Requirement:
Every record here needs to be written out again exactly.

◇ ◇ ◇ ◇

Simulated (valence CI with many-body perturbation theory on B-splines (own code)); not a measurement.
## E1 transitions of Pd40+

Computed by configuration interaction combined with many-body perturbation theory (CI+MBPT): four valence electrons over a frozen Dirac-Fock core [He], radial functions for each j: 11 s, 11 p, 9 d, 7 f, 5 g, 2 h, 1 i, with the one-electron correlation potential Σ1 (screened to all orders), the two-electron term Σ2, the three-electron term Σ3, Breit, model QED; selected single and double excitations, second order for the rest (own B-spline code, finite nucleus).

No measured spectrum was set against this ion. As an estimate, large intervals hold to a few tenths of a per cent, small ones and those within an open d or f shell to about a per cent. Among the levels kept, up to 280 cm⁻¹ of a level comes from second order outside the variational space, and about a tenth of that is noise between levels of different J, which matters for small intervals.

◇ ◇ ◇ ◇

Worked solution:
Simulated (valence CI with many-body perturbation theory on B-splines (own code)); not a measurement.
## E1 transitions of Pd40+

Computed by configuration interaction combined with many-body perturbation theory (CI+MBPT): four valence electrons over a frozen Dirac-Fock core [He], radial functions for each j: 11 s, 11 p, 9 d, 7 f, 5 g, 2 h, 1 i, with the one-electron correlation potential Σ1 (screened to all orders), the two-electron term Σ2, the three-electron term Σ3, Breit, model QED; selected single and double excitations, second order for the rest (own B-spline code, finite nucleus).

No measured spectrum was set against this ion. As an estimate, large intervals hold to a few tenths of a per cent, small ones and those within an open d or f shell to about a per cent. Among the levels kept, up to 280 cm⁻¹ of a level comes from second order outside the variational space, and about a tenth of that is noise between levels of different J, which matters for small intervals.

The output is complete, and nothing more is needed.